── DATASET CONTENT

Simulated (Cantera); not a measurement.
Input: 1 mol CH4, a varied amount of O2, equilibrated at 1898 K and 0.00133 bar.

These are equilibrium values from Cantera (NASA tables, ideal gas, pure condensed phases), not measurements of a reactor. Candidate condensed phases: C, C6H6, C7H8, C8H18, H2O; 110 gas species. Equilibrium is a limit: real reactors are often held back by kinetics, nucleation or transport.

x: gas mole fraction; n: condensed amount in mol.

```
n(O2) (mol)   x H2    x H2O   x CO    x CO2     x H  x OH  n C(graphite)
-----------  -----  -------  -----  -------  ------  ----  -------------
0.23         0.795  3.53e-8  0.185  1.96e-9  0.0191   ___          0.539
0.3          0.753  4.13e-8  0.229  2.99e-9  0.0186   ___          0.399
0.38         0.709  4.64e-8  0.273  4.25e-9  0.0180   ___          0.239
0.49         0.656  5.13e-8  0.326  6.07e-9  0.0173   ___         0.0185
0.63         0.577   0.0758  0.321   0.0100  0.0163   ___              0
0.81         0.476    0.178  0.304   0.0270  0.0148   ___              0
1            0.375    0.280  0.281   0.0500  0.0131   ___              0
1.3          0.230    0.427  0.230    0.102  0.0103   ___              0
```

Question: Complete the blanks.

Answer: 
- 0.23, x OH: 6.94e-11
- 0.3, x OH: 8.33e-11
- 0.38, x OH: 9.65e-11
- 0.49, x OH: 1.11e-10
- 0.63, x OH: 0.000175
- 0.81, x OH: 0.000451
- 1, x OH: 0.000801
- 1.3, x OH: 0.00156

────

- ASSIGNED TASK
Extract the lines above, from the first one through the one containing "- 1, x OH: 0.000801", and return only those, unchanged.

- RESPONSE BOX
Simulated (Cantera); not a measurement.
Input: 1 mol CH4, a varied amount of O2, equilibrated at 1898 K and 0.00133 bar.

These are equilibrium values from Cantera (NASA tables, ideal gas, pure condensed phases), not measurements of a reactor. Candidate condensed phases: C, C6H6, C7H8, C8H18, H2O; 110 gas species. Equilibrium is a limit: real reactors are often held back by kinetics, nucleation or transport.

x: gas mole fraction; n: condensed amount in mol.

```
n(O2) (mol)   x H2    x H2O   x CO    x CO2     x H  x OH  n C(graphite)
-----------  -----  -------  -----  -------  ------  ----  -------------
0.23         0.795  3.53e-8  0.185  1.96e-9  0.0191   ___          0.539
0.3          0.753  4.13e-8  0.229  2.99e-9  0.0186   ___          0.399
0.38         0.709  4.64e-8  0.273  4.25e-9  0.0180   ___          0.239
0.49         0.656  5.13e-8  0.326  6.07e-9  0.0173   ___         0.0185
0.63         0.577   0.0758  0.321   0.0100  0.0163   ___              0
0.81         0.476    0.178  0.304   0.0270  0.0148   ___              0
1            0.375    0.280  0.281   0.0500  0.0131   ___              0
1.3          0.230    0.427  0.230    0.102  0.0103   ___              0
```

Question: Complete the blanks.

Answer: 
- 0.23, x OH: 6.94e-11
- 0.3, x OH: 8.33e-11
- 0.38, x OH: 9.65e-11
- 0.49, x OH: 1.11e-10
- 0.63, x OH: 0.000175
- 0.81, x OH: 0.000451
- 1, x OH: 0.000801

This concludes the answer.